# DATA EXTRACTS:
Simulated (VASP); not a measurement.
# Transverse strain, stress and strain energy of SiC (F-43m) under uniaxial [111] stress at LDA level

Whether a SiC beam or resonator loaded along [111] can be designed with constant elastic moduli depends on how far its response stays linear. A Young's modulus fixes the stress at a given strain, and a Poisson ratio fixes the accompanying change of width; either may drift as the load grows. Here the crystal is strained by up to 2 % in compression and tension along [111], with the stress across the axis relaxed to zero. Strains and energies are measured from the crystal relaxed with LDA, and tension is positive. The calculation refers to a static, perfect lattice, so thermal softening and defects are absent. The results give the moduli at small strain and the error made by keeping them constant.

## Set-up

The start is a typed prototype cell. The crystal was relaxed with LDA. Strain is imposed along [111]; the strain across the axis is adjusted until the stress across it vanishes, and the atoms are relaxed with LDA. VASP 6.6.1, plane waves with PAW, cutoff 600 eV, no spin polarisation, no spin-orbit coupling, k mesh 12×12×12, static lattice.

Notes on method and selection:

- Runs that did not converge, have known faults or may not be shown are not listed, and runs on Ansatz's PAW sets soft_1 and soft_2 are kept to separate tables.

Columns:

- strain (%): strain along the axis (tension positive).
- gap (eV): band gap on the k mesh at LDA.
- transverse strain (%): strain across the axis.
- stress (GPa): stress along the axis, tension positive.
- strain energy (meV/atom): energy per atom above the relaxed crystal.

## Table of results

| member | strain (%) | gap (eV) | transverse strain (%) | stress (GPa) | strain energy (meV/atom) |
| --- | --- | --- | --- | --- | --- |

# WORK ORDER:
Whatever is in the entries above, write it out exactly.

# RESPONSE AREA:
Simulated (VASP); not a measurement.
# Transverse strain, stress and strain energy of SiC (F-43m) under uniaxial [111] stress at LDA level

Whether a SiC beam or resonator loaded along [111] can be designed with constant elastic moduli depends on how far its response stays linear. A Young's modulus fixes the stress at a given strain, and a Poisson ratio fixes the accompanying change of width; either may drift as the load grows. Here the crystal is strained by up to 2 % in compression and tension along [111], with the stress across the axis relaxed to zero. Strains and energies are measured from the crystal relaxed with LDA, and tension is positive. The calculation refers to a static, perfect lattice, so thermal softening and defects are absent. The results give the moduli at small strain and the error made by keeping them constant.

## Set-up

The start is a typed prototype cell. The crystal was relaxed with LDA. Strain is imposed along [111]; the strain across the axis is adjusted until the stress across it vanishes, and the atoms are relaxed with LDA. VASP 6.6.1, plane waves with PAW, cutoff 600 eV, no spin polarisation, no spin-orbit coupling, k mesh 12×12×12, static lattice.

Notes on method and selection:

- Runs that did not converge, have known faults or may not be shown are not listed, and runs on Ansatz's PAW sets soft_1 and soft_2 are kept to separate tables.

Columns:

- strain (%): strain along the axis (tension positive).
- gap (eV): band gap on the k mesh at LDA.
- transverse strain (%): strain across the axis.
- stress (GPa): stress along the axis, tension positive.
- strain energy (meV/atom): energy per atom above the relaxed crystal.

## Table of results

| member | strain (%) | gap (eV) | transverse strain (%) | stress (GPa) | strain energy (meV/atom) |
| --- | --- | --- | --- | --- | --- |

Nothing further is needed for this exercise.